▸ Data for analysis:
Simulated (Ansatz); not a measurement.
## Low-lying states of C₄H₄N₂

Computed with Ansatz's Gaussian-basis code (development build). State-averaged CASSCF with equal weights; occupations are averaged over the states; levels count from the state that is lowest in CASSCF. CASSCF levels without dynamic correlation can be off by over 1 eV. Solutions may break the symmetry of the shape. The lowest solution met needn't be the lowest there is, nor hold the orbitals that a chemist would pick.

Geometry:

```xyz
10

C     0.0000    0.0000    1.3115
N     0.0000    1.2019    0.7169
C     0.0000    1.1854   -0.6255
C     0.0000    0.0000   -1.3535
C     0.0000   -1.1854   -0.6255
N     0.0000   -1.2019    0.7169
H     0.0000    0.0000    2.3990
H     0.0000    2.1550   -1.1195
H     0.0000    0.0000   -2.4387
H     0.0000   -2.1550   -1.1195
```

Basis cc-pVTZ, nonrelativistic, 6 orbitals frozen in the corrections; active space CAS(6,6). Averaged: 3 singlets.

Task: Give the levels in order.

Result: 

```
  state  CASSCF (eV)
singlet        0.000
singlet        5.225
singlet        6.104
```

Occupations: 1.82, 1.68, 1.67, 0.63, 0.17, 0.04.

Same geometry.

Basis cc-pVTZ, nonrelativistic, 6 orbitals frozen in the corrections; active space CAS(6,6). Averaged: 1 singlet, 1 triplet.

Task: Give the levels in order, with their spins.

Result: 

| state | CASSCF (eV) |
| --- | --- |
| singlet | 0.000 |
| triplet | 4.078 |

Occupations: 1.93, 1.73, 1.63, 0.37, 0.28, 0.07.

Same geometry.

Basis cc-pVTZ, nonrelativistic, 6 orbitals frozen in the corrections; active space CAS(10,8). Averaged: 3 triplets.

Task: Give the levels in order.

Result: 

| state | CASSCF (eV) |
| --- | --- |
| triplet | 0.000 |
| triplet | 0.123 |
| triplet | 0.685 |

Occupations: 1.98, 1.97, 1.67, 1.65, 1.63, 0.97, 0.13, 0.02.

▸ Brief:
Set down the lines above as they stand, starting with the first line and ending with the line that contains "## Low-lying states of C₄H₄N₂".

▸ Reply:
Simulated (Ansatz); not a measurement.
## Low-lying states of C₄H₄N₂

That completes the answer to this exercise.